- **ACTION ITEM**
Without any change, set down every record below.

- **ENTRIES PROVIDED**
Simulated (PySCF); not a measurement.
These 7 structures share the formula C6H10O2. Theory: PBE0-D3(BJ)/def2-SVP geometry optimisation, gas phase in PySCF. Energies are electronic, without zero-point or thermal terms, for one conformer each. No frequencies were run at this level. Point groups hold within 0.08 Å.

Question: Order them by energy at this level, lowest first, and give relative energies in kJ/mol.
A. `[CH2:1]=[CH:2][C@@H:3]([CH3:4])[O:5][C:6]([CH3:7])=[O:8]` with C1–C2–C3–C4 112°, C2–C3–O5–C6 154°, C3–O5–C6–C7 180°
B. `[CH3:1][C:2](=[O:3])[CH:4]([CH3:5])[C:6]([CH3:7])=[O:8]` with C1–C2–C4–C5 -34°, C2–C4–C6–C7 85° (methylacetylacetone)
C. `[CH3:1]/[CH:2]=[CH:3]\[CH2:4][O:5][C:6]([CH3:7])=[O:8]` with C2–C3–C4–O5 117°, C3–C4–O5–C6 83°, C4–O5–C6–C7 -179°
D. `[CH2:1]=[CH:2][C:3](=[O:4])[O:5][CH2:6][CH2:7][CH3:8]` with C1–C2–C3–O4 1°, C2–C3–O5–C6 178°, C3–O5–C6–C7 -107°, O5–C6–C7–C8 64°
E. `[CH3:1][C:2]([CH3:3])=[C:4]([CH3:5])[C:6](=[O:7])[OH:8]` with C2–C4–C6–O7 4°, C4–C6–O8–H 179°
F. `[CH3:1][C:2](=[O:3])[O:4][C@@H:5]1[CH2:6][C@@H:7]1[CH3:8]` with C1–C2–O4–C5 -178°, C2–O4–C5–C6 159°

- **ANSWER SECTION**
Simulated (PySCF); not a measurement.
These 7 structures share the formula C6H10O2. Theory: PBE0-D3(BJ)/def2-SVP geometry optimisation, gas phase in PySCF. Energies are electronic, without zero-point or thermal terms, for one conformer each. No frequencies were run at this level. Point groups hold within 0.08 Å.

Question: Order them by energy at this level, lowest first, and give relative energies in kJ/mol.
A. `[CH2:1]=[CH:2][C@@H:3]([CH3:4])[O:5][C:6]([CH3:7])=[O:8]` with C1–C2–C3–C4 112°, C2–C3–O5–C6 154°, C3–O5–C6–C7 180°
B. `[CH3:1][C:2](=[O:3])[CH:4]([CH3:5])[C:6]([CH3:7])=[O:8]` with C1–C2–C4–C5 -34°, C2–C4–C6–C7 85° (methylacetylacetone)
C. `[CH3:1]/[CH:2]=[CH:3]\[CH2:4][O:5][C:6]([CH3:7])=[O:8]` with C2–C3–C4–O5 117°, C3–C4–O5–C6 83°, C4–O5–C6–C7 -179°
D. `[CH2:1]=[CH:2][C:3](=[O:4])[O:5][CH2:6][CH2:7][CH3:8]` with C1–C2–C3–O4 1°, C2–C3–O5–C6 178°, C3–O5–C6–C7 -107°, O5–C6–C7–C8 64°
E. `[CH3:1][C:2]([CH3:3])=[C:4]([CH3:5])[C:6](=[O:7])[OH:8]` with C2–C4–C6–O7 4°, C4–C6–O8–H 179°
F. `[CH3:1][C:2](=[O:3])[O:4][C@@H:5]1[CH2:6][C@@H:7]1[CH3:8]` with C1–C2–O4–C5 -178°, C2–O4–C5–C6 159°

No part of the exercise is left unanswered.